Action item. For the records below, output each line exactly as it appears, from the first through the line with "Task: The run".

======== Listed entries

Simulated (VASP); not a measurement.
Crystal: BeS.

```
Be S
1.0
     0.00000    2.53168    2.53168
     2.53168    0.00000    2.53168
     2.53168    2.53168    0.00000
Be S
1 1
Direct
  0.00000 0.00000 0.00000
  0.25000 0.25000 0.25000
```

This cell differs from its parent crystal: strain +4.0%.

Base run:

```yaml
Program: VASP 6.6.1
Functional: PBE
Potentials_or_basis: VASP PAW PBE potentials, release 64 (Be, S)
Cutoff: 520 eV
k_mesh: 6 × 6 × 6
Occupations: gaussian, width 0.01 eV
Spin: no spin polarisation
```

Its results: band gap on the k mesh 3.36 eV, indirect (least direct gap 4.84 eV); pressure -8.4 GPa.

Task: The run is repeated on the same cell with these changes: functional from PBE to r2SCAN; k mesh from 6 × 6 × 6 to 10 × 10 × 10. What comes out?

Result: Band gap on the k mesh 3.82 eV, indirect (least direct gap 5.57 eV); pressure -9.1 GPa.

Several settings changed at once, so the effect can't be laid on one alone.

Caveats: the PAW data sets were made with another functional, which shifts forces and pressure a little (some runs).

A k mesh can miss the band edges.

================

Exercise result.
Simulated (VASP); not a measurement.
Crystal: BeS.

```
Be S
1.0
     0.00000    2.53168    2.53168
     2.53168    0.00000    2.53168
     2.53168    2.53168    0.00000
Be S
1 1
Direct
  0.00000 0.00000 0.00000
  0.25000 0.25000 0.25000
```

This cell differs from its parent crystal: strain +4.0%.

Base run:

```yaml
Program: VASP 6.6.1
Functional: PBE
Potentials_or_basis: VASP PAW PBE potentials, release 64 (Be, S)
Cutoff: 520 eV
k_mesh: 6 × 6 × 6
Occupations: gaussian, width 0.01 eV
Spin: no spin polarisation
```

Its results: band gap on the k mesh 3.36 eV, indirect (least direct gap 4.84 eV); pressure -8.4 GPa.

Task: The run is repeated on the same cell with these changes: functional from PBE to r2SCAN; k mesh from 6 × 6 × 6 to 10 × 10 × 10. What comes out?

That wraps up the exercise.